**WORK ORDER**: Up to and including the line with "level (eV): 2.16", please reproduce the lines below exactly, beginning with the first.

Start of ENTRIES SUPPLIED
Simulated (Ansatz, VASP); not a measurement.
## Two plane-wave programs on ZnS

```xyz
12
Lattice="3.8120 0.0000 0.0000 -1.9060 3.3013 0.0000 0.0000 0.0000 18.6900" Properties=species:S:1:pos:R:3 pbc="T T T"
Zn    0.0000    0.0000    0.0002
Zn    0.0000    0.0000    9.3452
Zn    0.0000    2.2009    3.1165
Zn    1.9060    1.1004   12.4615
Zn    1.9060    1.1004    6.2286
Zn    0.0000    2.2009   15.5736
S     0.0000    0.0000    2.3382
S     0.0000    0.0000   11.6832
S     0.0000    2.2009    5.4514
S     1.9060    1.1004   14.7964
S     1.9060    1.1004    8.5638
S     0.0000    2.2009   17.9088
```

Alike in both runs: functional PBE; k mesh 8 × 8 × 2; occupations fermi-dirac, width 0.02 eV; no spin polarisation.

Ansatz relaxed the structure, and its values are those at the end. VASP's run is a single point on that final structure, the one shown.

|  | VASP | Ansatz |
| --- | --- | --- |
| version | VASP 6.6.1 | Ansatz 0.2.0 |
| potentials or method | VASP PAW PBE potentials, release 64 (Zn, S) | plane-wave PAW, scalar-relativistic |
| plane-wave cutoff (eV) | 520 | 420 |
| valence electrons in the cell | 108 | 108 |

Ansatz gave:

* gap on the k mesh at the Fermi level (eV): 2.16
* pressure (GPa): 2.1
End of ENTRIES SUPPLIED

**ANSWER BOX**:
Simulated (Ansatz, VASP); not a measurement.
## Two plane-wave programs on ZnS

```xyz
12
Lattice="3.8120 0.0000 0.0000 -1.9060 3.3013 0.0000 0.0000 0.0000 18.6900" Properties=species:S:1:pos:R:3 pbc="T T T"
Zn    0.0000    0.0000    0.0002
Zn    0.0000    0.0000    9.3452
Zn    0.0000    2.2009    3.1165
Zn    1.9060    1.1004   12.4615
Zn    1.9060    1.1004    6.2286
Zn    0.0000    2.2009   15.5736
S     0.0000    0.0000    2.3382
S     0.0000    0.0000   11.6832
S     0.0000    2.2009    5.4514
S     1.9060    1.1004   14.7964
S     1.9060    1.1004    8.5638
S     0.0000    2.2009   17.9088
```

Alike in both runs: functional PBE; k mesh 8 × 8 × 2; occupations fermi-dirac, width 0.02 eV; no spin polarisation.

Ansatz relaxed the structure, and its values are those at the end. VASP's run is a single point on that final structure, the one shown.

|  | VASP | Ansatz |
| --- | --- | --- |
| version | VASP 6.6.1 | Ansatz 0.2.0 |
| potentials or method | VASP PAW PBE potentials, release 64 (Zn, S) | plane-wave PAW, scalar-relativistic |
| plane-wave cutoff (eV) | 520 | 420 |
| valence electrons in the cell | 108 | 108 |

Ansatz gave:

* gap on the k mesh at the Fermi level (eV): 2.16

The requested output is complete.